= Requirement =
Return the data that follows exactly. Include every line.

= Available data =
○ ○ ○ ○ ○

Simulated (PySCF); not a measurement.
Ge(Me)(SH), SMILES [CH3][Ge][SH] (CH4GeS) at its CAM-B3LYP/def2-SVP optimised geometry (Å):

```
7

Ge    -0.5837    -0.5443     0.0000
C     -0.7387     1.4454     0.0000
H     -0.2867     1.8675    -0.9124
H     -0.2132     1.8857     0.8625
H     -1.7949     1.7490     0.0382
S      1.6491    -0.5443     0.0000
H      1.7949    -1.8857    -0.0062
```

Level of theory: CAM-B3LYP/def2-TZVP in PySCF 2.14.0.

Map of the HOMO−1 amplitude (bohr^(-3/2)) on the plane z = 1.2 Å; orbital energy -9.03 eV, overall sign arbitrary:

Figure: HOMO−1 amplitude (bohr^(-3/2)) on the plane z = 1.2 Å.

○ ○ ○ ○ ○

= Written solution =
Simulated (PySCF); not a measurement.
Ge(Me)(SH), SMILES [CH3][Ge][SH] (CH4GeS) at its CAM-B3LYP/def2-SVP optimised geometry (Å):

```
7

Ge    -0.5837    -0.5443     0.0000
C     -0.7387     1.4454     0.0000
H     -0.2867     1.8675    -0.9124
H     -0.2132     1.8857     0.8625
H     -1.7949     1.7490     0.0382
S      1.6491    -0.5443     0.0000
H      1.7949    -1.8857    -0.0062
```

Level of theory: CAM-B3LYP/def2-TZVP in PySCF 2.14.0.

Map of the HOMO−1 amplitude (bohr^(-3/2)) on the plane z = 1.2 Å; orbital energy -9.03 eV, overall sign arbitrary:

Figure: HOMO−1 amplitude (bohr^(-3/2)) on the plane z = 1.2 Å.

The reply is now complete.